**Recorded information**.
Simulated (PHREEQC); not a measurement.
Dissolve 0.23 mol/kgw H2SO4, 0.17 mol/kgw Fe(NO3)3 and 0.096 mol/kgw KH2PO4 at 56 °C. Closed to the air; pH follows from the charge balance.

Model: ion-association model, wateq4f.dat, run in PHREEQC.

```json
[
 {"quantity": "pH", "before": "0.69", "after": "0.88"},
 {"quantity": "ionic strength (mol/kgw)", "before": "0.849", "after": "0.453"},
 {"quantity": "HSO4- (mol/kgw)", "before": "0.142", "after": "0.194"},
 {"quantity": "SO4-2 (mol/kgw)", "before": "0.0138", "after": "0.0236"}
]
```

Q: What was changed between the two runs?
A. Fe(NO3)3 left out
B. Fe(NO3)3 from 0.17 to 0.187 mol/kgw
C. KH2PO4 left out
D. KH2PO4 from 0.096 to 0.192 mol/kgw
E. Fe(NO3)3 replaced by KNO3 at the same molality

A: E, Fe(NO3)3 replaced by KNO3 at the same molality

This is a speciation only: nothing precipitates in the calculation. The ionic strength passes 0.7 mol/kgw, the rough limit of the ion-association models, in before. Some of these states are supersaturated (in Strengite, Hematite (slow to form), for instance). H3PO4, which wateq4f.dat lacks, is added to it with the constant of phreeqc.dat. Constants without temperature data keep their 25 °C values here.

**Assignment**.
Nothing may be dropped or altered; repeat every record in full.

**Task output**.
Simulated (PHREEQC); not a measurement.
Dissolve 0.23 mol/kgw H2SO4, 0.17 mol/kgw Fe(NO3)3 and 0.096 mol/kgw KH2PO4 at 56 °C. Closed to the air; pH follows from the charge balance.

Model: ion-association model, wateq4f.dat, run in PHREEQC.

```json
[
 {"quantity": "pH", "before": "0.69", "after": "0.88"},
 {"quantity": "ionic strength (mol/kgw)", "before": "0.849", "after": "0.453"},
 {"quantity": "HSO4- (mol/kgw)", "before": "0.142", "after": "0.194"},
 {"quantity": "SO4-2 (mol/kgw)", "before": "0.0138", "after": "0.0236"}
]
```

Q: What was changed between the two runs?
A. Fe(NO3)3 left out
B. Fe(NO3)3 from 0.17 to 0.187 mol/kgw
C. KH2PO4 left out
D. KH2PO4 from 0.096 to 0.192 mol/kgw
E. Fe(NO3)3 replaced by KNO3 at the same molality

A: E, Fe(NO3)3 replaced by KNO3 at the same molality

This is a speciation only: nothing precipitates in the calculation. The ionic strength passes 0.7 mol/kgw, the rough limit of the ion-association models, in before. Some of these states are supersaturated (in Strengite, Hematite (slow to form), for instance). H3PO4, which wateq4f.dat lacks, is added to it with the constant of phreeqc.dat. Constants without temperature data keep their 25 °C values here.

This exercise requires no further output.